For this exercise, print the records below verbatim.

------------------------------------

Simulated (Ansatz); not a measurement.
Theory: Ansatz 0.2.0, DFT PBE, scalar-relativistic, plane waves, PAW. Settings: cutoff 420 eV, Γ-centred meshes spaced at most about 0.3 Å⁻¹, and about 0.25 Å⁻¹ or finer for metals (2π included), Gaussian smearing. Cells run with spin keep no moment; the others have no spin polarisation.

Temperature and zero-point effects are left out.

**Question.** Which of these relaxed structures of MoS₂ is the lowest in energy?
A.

------------------------------------

Written answer:
Simulated (Ansatz); not a measurement.
Theory: Ansatz 0.2.0, DFT PBE, scalar-relativistic, plane waves, PAW. Settings: cutoff 420 eV, Γ-centred meshes spaced at most about 0.3 Å⁻¹, and about 0.25 Å⁻¹ or finer for metals (2π included), Gaussian smearing. Cells run with spin keep no moment; the others have no spin polarisation.

Temperature and zero-point effects are left out.

**Question.** Which of these relaxed structures of MoS₂ is the lowest in energy?
A.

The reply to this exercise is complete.